▶ [Supplied records]:
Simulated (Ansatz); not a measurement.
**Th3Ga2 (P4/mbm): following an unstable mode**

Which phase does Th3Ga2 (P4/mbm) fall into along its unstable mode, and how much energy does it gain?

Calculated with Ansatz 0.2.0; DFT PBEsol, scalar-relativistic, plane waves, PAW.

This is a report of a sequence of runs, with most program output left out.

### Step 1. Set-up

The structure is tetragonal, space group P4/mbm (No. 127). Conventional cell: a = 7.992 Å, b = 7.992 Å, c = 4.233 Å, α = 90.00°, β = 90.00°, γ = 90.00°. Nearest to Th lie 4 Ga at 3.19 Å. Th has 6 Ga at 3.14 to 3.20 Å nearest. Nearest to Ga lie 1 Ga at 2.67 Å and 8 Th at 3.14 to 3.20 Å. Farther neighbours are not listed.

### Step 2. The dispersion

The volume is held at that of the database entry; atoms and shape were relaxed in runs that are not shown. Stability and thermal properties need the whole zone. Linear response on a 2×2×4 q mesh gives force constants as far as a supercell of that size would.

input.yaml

▶ [Assignment]: If a line comes after the one that contains "### Step 1. Set-up", leave it out; return every line of the entries up to that point exactly, starting with the first, with that line included.

▶ [Task solution]:
Simulated (Ansatz); not a measurement.
**Th3Ga2 (P4/mbm): following an unstable mode**

Which phase does Th3Ga2 (P4/mbm) fall into along its unstable mode, and how much energy does it gain?

Calculated with Ansatz 0.2.0; DFT PBEsol, scalar-relativistic, plane waves, PAW.

This is a report of a sequence of runs, with most program output left out.

### Step 1. Set-up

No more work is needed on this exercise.